**Action item:** Repeat all of the records verbatim.

**Exercise data:**
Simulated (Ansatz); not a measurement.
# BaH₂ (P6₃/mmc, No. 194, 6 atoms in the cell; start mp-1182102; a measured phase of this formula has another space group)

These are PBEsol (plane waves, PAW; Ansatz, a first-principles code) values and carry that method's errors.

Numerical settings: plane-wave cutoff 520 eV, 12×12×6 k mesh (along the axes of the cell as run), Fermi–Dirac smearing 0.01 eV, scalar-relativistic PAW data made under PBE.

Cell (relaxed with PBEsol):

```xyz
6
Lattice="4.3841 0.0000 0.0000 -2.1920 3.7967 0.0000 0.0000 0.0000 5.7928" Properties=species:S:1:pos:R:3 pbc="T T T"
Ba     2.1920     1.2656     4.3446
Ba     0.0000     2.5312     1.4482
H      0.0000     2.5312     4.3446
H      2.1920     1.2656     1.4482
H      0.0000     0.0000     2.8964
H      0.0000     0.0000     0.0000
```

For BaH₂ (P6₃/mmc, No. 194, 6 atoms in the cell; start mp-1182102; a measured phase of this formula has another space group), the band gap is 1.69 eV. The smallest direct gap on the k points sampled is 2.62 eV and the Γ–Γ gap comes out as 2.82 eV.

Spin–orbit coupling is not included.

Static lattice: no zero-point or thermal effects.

**Written response:**
Simulated (Ansatz); not a measurement.
# BaH₂ (P6₃/mmc, No. 194, 6 atoms in the cell; start mp-1182102; a measured phase of this formula has another space group)

These are PBEsol (plane waves, PAW; Ansatz, a first-principles code) values and carry that method's errors.

Numerical settings: plane-wave cutoff 520 eV, 12×12×6 k mesh (along the axes of the cell as run), Fermi–Dirac smearing 0.01 eV, scalar-relativistic PAW data made under PBE.

Cell (relaxed with PBEsol):

```xyz
6
Lattice="4.3841 0.0000 0.0000 -2.1920 3.7967 0.0000 0.0000 0.0000 5.7928" Properties=species:S:1:pos:R:3 pbc="T T T"
Ba     2.1920     1.2656     4.3446
Ba     0.0000     2.5312     1.4482
H      0.0000     2.5312     4.3446
H      2.1920     1.2656     1.4482
H      0.0000     0.0000     2.8964
H      0.0000     0.0000     0.0000
```

For BaH₂ (P6₃/mmc, No. 194, 6 atoms in the cell; start mp-1182102; a measured phase of this formula has another space group), the band gap is 1.69 eV. The smallest direct gap on the k points sampled is 2.62 eV and the Γ–Γ gap comes out as 2.82 eV.

Spin–orbit coupling is not included.

Static lattice: no zero-point or thermal effects.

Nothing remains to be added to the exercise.